# SUPPLIED ENTRIES:
***

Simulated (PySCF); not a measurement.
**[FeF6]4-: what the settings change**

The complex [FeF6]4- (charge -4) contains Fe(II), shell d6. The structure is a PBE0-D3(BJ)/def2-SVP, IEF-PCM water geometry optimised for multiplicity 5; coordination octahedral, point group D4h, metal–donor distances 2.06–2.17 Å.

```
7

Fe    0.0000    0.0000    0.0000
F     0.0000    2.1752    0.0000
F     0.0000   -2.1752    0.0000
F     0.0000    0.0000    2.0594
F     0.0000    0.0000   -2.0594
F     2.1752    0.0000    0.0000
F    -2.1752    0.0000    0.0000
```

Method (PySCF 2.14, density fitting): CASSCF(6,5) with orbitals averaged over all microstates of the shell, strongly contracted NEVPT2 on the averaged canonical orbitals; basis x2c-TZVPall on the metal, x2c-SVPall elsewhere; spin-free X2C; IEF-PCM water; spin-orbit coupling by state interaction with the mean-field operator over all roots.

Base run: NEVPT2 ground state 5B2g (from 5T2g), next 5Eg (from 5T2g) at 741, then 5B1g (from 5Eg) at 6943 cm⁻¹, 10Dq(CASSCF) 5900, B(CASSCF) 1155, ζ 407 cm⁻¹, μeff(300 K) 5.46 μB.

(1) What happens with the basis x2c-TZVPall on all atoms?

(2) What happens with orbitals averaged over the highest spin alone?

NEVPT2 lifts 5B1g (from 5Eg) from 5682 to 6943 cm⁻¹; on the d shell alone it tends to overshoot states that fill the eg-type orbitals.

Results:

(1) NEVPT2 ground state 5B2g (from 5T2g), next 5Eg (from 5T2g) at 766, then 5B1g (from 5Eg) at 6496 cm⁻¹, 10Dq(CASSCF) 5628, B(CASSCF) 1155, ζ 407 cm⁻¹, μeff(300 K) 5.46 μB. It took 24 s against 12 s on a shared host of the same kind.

***

# EXERCISE:
Starting at the top of the data above, repeat every line exactly until the line containing "(2) What happens" has been given, then stop.

# RESPONSE BOX:
Simulated (PySCF); not a measurement.
**[FeF6]4-: what the settings change**

The complex [FeF6]4- (charge -4) contains Fe(II), shell d6. The structure is a PBE0-D3(BJ)/def2-SVP, IEF-PCM water geometry optimised for multiplicity 5; coordination octahedral, point group D4h, metal–donor distances 2.06–2.17 Å.

```
7

Fe    0.0000    0.0000    0.0000
F     0.0000    2.1752    0.0000
F     0.0000   -2.1752    0.0000
F     0.0000    0.0000    2.0594
F     0.0000    0.0000   -2.0594
F     2.1752    0.0000    0.0000
F    -2.1752    0.0000    0.0000
```

Method (PySCF 2.14, density fitting): CASSCF(6,5) with orbitals averaged over all microstates of the shell, strongly contracted NEVPT2 on the averaged canonical orbitals; basis x2c-TZVPall on the metal, x2c-SVPall elsewhere; spin-free X2C; IEF-PCM water; spin-orbit coupling by state interaction with the mean-field operator over all roots.

Base run: NEVPT2 ground state 5B2g (from 5T2g), next 5Eg (from 5T2g) at 741, then 5B1g (from 5Eg) at 6943 cm⁻¹, 10Dq(CASSCF) 5900, B(CASSCF) 1155, ζ 407 cm⁻¹, μeff(300 K) 5.46 μB.

(1) What happens with the basis x2c-TZVPall on all atoms?

(2) What happens with orbitals averaged over the highest spin alone?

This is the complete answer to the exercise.